# Action item
Would you set down the data below exactly as shown?

#### Material provided ####

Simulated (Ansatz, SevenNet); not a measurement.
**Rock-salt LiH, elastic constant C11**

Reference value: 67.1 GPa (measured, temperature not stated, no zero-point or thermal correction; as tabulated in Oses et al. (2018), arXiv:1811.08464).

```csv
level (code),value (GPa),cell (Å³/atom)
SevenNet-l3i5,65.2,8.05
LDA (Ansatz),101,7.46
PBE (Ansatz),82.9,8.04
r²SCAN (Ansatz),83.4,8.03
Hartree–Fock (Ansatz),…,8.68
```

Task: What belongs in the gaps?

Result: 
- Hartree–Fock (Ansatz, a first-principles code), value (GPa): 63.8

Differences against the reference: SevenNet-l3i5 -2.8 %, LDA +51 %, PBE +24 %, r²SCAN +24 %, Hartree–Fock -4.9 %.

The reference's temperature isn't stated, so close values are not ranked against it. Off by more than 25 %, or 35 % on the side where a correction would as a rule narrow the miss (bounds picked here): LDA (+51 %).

####

# Your response
Simulated (Ansatz, SevenNet); not a measurement.
**Rock-salt LiH, elastic constant C11**

Reference value: 67.1 GPa (measured, temperature not stated, no zero-point or thermal correction; as tabulated in Oses et al. (2018), arXiv:1811.08464).

```csv
level (code),value (GPa),cell (Å³/atom)
SevenNet-l3i5,65.2,8.05
LDA (Ansatz),101,7.46
PBE (Ansatz),82.9,8.04
r²SCAN (Ansatz),83.4,8.03
Hartree–Fock (Ansatz),…,8.68
```

Task: What belongs in the gaps?

Result: 
- Hartree–Fock (Ansatz, a first-principles code), value (GPa): 63.8

Differences against the reference: SevenNet-l3i5 -2.8 %, LDA +51 %, PBE +24 %, r²SCAN +24 %, Hartree–Fock -4.9 %.

The reference's temperature isn't stated, so close values are not ranked against it. Off by more than 25 %, or 35 % on the side where a correction would as a rule narrow the miss (bounds picked here): LDA (+51 %).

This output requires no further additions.